> [Work request] Using the listing below, set down exactly the lines starting at the line that contains "The cell was" and ending at the line that contains "before and after.", both included, and no others.

===== Data extract
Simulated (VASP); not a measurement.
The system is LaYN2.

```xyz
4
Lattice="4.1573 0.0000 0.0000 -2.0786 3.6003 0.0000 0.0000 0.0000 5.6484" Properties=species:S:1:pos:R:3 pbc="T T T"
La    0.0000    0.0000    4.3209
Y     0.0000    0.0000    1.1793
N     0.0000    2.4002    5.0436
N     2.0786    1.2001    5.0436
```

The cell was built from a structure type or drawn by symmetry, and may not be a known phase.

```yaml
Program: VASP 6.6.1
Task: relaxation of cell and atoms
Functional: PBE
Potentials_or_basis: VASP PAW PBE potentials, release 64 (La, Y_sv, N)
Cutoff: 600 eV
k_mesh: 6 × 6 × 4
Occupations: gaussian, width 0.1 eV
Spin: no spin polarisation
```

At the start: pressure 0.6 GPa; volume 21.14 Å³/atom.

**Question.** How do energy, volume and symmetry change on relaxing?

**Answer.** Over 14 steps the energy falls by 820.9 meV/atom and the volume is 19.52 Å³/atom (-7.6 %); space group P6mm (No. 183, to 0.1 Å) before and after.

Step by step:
==========

> [Answer area]
The cell was built from a structure type or drawn by symmetry, and may not be a known phase.

```yaml
Program: VASP 6.6.1
Task: relaxation of cell and atoms
Functional: PBE
Potentials_or_basis: VASP PAW PBE potentials, release 64 (La, Y_sv, N)
Cutoff: 600 eV
k_mesh: 6 × 6 × 4
Occupations: gaussian, width 0.1 eV
Spin: no spin polarisation
```

At the start: pressure 0.6 GPa; volume 21.14 Å³/atom.

**Question.** How do energy, volume and symmetry change on relaxing?

**Answer.** Over 14 steps the energy falls by 820.9 meV/atom and the volume is 19.52 Å³/atom (-7.6 %); space group P6mm (No. 183, to 0.1 Å) before and after.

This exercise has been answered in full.